Please write out each entry exactly as it appears.

─── INFORMATION GIVEN

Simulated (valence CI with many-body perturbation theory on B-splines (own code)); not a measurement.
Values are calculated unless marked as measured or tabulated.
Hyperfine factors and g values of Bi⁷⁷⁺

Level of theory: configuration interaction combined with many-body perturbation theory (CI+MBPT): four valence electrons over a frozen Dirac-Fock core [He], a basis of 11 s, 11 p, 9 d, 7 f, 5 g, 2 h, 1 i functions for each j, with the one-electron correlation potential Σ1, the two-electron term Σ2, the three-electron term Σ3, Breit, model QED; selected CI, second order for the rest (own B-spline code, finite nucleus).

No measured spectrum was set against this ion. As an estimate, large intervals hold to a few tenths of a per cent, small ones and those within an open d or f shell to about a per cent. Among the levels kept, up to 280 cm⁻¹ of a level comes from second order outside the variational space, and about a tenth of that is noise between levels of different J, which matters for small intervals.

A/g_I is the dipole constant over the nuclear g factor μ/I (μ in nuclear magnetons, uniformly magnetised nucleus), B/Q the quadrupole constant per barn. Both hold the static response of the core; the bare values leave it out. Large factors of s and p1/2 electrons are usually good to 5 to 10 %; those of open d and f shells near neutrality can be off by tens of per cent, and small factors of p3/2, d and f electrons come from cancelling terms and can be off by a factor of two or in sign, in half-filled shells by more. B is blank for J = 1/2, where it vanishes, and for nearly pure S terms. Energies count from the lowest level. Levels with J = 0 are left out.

──────

__TASK RESPONSE__.
Simulated (valence CI with many-body perturbation theory on B-splines (own code)); not a measurement.
Values are calculated unless marked as measured or tabulated.
Hyperfine factors and g values of Bi⁷⁷⁺

Level of theory: configuration interaction combined with many-body perturbation theory (CI+MBPT): four valence electrons over a frozen Dirac-Fock core [He], a basis of 11 s, 11 p, 9 d, 7 f, 5 g, 2 h, 1 i functions for each j, with the one-electron correlation potential Σ1, the two-electron term Σ2, the three-electron term Σ3, Breit, model QED; selected CI, second order for the rest (own B-spline code, finite nucleus).

No measured spectrum was set against this ion. As an estimate, large intervals hold to a few tenths of a per cent, small ones and those within an open d or f shell to about a per cent. Among the levels kept, up to 280 cm⁻¹ of a level comes from second order outside the variational space, and about a tenth of that is noise between levels of different J, which matters for small intervals.

A/g_I is the dipole constant over the nuclear g factor μ/I (μ in nuclear magnetons, uniformly magnetised nucleus), B/Q the quadrupole constant per barn. Both hold the static response of the core; the bare values leave it out. Large factors of s and p1/2 electrons are usually good to 5 to 10 %; those of open d and f shells near neutrality can be off by tens of per cent, and small factors of p3/2, d and f electrons come from cancelling terms and can be off by a factor of two or in sign, in half-filled shells by more. B is blank for J = 1/2, where it vanishes, and for nearly pure S terms. Energies count from the lowest level. Levels with J = 0 are left out.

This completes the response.